WORK REQUEST -
Write out again the entries from the first line to the line that includes "As a check, the", keeping both of those lines.

═══ AVAILABLE DATA ═══
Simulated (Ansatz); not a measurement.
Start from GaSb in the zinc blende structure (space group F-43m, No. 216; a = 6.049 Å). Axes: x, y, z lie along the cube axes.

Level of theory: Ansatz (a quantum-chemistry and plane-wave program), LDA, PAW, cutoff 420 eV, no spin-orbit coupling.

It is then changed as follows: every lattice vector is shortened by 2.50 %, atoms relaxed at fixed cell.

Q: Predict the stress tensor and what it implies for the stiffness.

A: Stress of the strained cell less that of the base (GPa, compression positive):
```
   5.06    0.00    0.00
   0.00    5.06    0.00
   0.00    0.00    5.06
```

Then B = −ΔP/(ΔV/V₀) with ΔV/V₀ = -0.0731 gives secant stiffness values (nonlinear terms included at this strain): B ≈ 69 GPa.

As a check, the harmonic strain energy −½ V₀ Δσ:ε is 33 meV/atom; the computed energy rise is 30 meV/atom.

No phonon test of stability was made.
═══

RESPONSE BOX -
Simulated (Ansatz); not a measurement.
Start from GaSb in the zinc blende structure (space group F-43m, No. 216; a = 6.049 Å). Axes: x, y, z lie along the cube axes.

Level of theory: Ansatz (a quantum-chemistry and plane-wave program), LDA, PAW, cutoff 420 eV, no spin-orbit coupling.

It is then changed as follows: every lattice vector is shortened by 2.50 %, atoms relaxed at fixed cell.

Q: Predict the stress tensor and what it implies for the stiffness.

A: Stress of the strained cell less that of the base (GPa, compression positive):
```
   5.06    0.00    0.00
   0.00    5.06    0.00
   0.00    0.00    5.06
```

Then B = −ΔP/(ΔV/V₀) with ΔV/V₀ = -0.0731 gives secant stiffness values (nonlinear terms included at this strain): B ≈ 69 GPa.

As a check, the harmonic strain energy −½ V₀ Δσ:ε is 33 meV/atom; the computed energy rise is 30 meV/atom.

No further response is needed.